> [Work request]: Write out the data exactly, every line included.

> [Data extracts]:
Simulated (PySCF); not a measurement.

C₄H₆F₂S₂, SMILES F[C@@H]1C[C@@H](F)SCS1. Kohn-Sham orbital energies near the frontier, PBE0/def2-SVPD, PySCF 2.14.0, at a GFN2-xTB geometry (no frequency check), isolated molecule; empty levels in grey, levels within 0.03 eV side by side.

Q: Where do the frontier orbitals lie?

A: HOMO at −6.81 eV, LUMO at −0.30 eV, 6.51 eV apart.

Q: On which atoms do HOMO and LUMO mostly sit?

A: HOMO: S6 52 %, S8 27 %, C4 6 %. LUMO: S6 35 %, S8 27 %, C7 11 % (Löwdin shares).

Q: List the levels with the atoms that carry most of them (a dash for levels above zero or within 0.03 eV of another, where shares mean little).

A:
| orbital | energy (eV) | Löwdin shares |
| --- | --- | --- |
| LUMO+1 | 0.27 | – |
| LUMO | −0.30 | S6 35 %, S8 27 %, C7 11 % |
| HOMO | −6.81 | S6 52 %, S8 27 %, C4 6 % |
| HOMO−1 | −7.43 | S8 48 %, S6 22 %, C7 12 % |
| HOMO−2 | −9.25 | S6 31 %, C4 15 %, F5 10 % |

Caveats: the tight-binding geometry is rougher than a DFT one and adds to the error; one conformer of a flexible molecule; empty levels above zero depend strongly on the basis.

> [Reply]:
Simulated (PySCF); not a measurement.

C₄H₆F₂S₂, SMILES F[C@@H]1C[C@@H](F)SCS1. Kohn-Sham orbital energies near the frontier, PBE0/def2-SVPD, PySCF 2.14.0, at a GFN2-xTB geometry (no frequency check), isolated molecule; empty levels in grey, levels within 0.03 eV side by side.

Q: Where do the frontier orbitals lie?

A: HOMO at −6.81 eV, LUMO at −0.30 eV, 6.51 eV apart.

Q: On which atoms do HOMO and LUMO mostly sit?

A: HOMO: S6 52 %, S8 27 %, C4 6 %. LUMO: S6 35 %, S8 27 %, C7 11 % (Löwdin shares).

Q: List the levels with the atoms that carry most of them (a dash for levels above zero or within 0.03 eV of another, where shares mean little).

A:
| orbital | energy (eV) | Löwdin shares |
| --- | --- | --- |
| LUMO+1 | 0.27 | – |
| LUMO | −0.30 | S6 35 %, S8 27 %, C7 11 % |
| HOMO | −6.81 | S6 52 %, S8 27 %, C4 6 % |
| HOMO−1 | −7.43 | S8 48 %, S6 22 %, C7 12 % |
| HOMO−2 | −9.25 | S6 31 %, C4 15 %, F5 10 % |

Caveats: the tight-binding geometry is rougher than a DFT one and adds to the error; one conformer of a flexible molecule; empty levels above zero depend strongly on the basis.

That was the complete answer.